Supplied data:
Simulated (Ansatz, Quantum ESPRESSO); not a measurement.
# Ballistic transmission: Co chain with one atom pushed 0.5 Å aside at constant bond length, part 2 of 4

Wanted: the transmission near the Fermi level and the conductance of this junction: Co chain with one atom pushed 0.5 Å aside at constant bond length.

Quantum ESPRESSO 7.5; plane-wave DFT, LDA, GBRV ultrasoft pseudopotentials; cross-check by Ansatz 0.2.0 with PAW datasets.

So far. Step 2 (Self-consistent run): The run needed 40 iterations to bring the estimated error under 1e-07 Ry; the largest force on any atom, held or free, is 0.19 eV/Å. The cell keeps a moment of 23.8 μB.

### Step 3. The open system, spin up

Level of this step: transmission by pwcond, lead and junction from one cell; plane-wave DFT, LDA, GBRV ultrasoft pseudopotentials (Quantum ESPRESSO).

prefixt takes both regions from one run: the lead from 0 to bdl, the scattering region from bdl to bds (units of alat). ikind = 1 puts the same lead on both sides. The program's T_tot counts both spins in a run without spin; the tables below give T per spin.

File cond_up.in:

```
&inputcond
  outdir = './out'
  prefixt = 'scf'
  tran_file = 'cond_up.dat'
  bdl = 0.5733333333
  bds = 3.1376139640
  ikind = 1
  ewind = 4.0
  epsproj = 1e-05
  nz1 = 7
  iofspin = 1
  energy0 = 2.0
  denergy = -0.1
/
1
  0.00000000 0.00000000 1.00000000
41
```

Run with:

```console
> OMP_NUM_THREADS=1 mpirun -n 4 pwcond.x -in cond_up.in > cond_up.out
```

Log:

Action item: Return only the lines spanning from the first line of the material through the line with "Wanted: the transmission", copied exactly, both ends kept.

Written answer:
Simulated (Ansatz, Quantum ESPRESSO); not a measurement.
# Ballistic transmission: Co chain with one atom pushed 0.5 Å aside at constant bond length, part 2 of 4

Wanted: the transmission near the Fermi level and the conductance of this junction: Co chain with one atom pushed 0.5 Å aside at constant bond length.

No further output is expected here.